Take the material below from its first line through the line containing "### Step 1. Starting point" and, please, write those lines again exactly.

---*---
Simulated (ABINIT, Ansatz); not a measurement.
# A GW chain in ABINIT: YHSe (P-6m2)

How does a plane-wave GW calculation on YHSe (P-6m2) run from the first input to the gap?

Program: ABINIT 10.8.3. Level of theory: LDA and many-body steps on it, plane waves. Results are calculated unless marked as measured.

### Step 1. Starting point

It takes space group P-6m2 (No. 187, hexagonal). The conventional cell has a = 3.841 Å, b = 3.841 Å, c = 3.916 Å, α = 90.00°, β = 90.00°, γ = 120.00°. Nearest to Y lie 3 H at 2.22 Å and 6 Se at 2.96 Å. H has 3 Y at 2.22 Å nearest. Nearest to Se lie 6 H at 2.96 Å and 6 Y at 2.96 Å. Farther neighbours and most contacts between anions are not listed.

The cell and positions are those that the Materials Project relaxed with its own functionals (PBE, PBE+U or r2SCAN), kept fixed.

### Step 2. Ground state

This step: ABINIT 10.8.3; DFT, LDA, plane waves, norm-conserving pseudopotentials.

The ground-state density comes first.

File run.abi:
---*---

> EXERCISE ANSWER
Simulated (ABINIT, Ansatz); not a measurement.
# A GW chain in ABINIT: YHSe (P-6m2)

How does a plane-wave GW calculation on YHSe (P-6m2) run from the first input to the gap?

Program: ABINIT 10.8.3. Level of theory: LDA and many-body steps on it, plane waves. Results are calculated unless marked as measured.

### Step 1. Starting point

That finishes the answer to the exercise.